══════
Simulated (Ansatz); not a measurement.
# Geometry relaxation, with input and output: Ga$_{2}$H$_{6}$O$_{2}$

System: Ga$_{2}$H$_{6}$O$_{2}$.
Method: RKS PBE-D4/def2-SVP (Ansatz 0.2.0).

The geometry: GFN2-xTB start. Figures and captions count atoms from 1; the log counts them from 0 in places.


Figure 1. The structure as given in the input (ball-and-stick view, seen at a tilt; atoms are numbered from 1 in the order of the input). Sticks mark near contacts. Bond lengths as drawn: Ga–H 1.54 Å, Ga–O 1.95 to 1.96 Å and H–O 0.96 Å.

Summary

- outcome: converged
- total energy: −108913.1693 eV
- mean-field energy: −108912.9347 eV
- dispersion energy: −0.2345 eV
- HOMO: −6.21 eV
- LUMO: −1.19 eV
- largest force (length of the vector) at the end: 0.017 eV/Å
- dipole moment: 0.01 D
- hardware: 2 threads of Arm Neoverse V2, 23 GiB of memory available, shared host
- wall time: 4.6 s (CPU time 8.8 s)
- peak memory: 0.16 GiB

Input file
══════

**ACTION ITEM:**
Everything from the first line of the data through the line containing "- total energy: −108913.1693 eV" should be echoed exactly. Add nothing.

**WRITTEN REPLY:**
Simulated (Ansatz); not a measurement.
# Geometry relaxation, with input and output: Ga$_{2}$H$_{6}$O$_{2}$

System: Ga$_{2}$H$_{6}$O$_{2}$.
Method: RKS PBE-D4/def2-SVP (Ansatz 0.2.0).

The geometry: GFN2-xTB start. Figures and captions count atoms from 1; the log counts them from 0 in places.


Figure 1. The structure as given in the input (ball-and-stick view, seen at a tilt; atoms are numbered from 1 in the order of the input). Sticks mark near contacts. Bond lengths as drawn: Ga–H 1.54 Å, Ga–O 1.95 to 1.96 Å and H–O 0.96 Å.

Summary

- outcome: converged
- total energy: −108913.1693 eV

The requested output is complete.